## Work task
The answer must consist only of the lines from the line with "Crystal: Mg3SiO." to the line with "(Si, O, Mg)", both included, exactly as they stand below.

[Information provided Boundary: Start]

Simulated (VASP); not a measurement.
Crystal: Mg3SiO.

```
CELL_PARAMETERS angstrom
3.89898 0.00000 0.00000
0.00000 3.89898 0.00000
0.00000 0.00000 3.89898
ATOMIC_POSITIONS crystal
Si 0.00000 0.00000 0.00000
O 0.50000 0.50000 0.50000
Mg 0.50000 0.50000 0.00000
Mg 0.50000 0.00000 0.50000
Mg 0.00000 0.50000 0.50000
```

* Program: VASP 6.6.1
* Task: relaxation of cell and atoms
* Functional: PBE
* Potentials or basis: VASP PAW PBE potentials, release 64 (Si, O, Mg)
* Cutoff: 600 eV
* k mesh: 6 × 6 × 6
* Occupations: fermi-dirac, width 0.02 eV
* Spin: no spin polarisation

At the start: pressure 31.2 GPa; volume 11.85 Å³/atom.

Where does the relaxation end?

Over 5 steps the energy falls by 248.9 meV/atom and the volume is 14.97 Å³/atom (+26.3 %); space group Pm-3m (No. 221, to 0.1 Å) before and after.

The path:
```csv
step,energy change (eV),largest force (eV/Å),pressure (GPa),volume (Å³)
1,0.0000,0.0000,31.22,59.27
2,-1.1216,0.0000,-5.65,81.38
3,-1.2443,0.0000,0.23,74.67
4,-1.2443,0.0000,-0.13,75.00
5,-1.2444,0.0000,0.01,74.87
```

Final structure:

[Information provided Boundary: End]

## Result
Crystal: Mg3SiO.

```
CELL_PARAMETERS angstrom
3.89898 0.00000 0.00000
0.00000 3.89898 0.00000
0.00000 0.00000 3.89898
ATOMIC_POSITIONS crystal
Si 0.00000 0.00000 0.00000
O 0.50000 0.50000 0.50000
Mg 0.50000 0.50000 0.00000
Mg 0.50000 0.00000 0.50000
Mg 0.00000 0.50000 0.50000
```

* Program: VASP 6.6.1
* Task: relaxation of cell and atoms
* Functional: PBE
* Potentials or basis: VASP PAW PBE potentials, release 64 (Si, O, Mg)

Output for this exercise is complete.